As the answer, set down the lines below from the one containing "Symmetry: Fm-3m, No." through the one containing "## Step 2: Ground state", exactly and inclusively, and no others.

§

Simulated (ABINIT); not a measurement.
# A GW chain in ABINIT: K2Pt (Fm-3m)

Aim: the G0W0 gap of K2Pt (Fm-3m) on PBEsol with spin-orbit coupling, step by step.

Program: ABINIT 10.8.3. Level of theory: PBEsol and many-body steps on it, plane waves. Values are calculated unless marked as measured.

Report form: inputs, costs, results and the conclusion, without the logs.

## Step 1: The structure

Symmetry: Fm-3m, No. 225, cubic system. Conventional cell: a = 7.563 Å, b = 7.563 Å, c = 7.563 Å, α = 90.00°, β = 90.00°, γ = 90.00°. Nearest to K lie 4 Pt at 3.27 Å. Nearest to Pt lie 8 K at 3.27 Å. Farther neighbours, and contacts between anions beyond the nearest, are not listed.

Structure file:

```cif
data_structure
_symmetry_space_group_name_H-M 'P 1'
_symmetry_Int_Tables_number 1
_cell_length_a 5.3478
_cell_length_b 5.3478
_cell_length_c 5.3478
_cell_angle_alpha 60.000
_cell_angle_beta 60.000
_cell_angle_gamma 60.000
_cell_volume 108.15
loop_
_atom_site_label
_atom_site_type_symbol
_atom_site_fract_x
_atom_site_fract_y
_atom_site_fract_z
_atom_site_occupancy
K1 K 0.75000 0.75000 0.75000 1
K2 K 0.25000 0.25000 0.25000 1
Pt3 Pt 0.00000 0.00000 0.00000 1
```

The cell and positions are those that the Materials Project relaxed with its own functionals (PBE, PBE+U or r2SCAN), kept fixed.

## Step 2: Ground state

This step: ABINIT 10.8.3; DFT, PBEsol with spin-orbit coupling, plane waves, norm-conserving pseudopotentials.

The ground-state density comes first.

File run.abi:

§

# [Exercise solution]
Symmetry: Fm-3m, No. 225, cubic system. Conventional cell: a = 7.563 Å, b = 7.563 Å, c = 7.563 Å, α = 90.00°, β = 90.00°, γ = 90.00°. Nearest to K lie 4 Pt at 3.27 Å. Nearest to Pt lie 8 K at 3.27 Å. Farther neighbours, and contacts between anions beyond the nearest, are not listed.

Structure file:

```cif
data_structure
_symmetry_space_group_name_H-M 'P 1'
_symmetry_Int_Tables_number 1
_cell_length_a 5.3478
_cell_length_b 5.3478
_cell_length_c 5.3478
_cell_angle_alpha 60.000
_cell_angle_beta 60.000
_cell_angle_gamma 60.000
_cell_volume 108.15
loop_
_atom_site_label
_atom_site_type_symbol
_atom_site_fract_x
_atom_site_fract_y
_atom_site_fract_z
_atom_site_occupancy
K1 K 0.75000 0.75000 0.75000 1
K2 K 0.25000 0.25000 0.25000 1
Pt3 Pt 0.00000 0.00000 0.00000 1
```

The cell and positions are those that the Materials Project relaxed with its own functionals (PBE, PBE+U or r2SCAN), kept fixed.

## Step 2: Ground state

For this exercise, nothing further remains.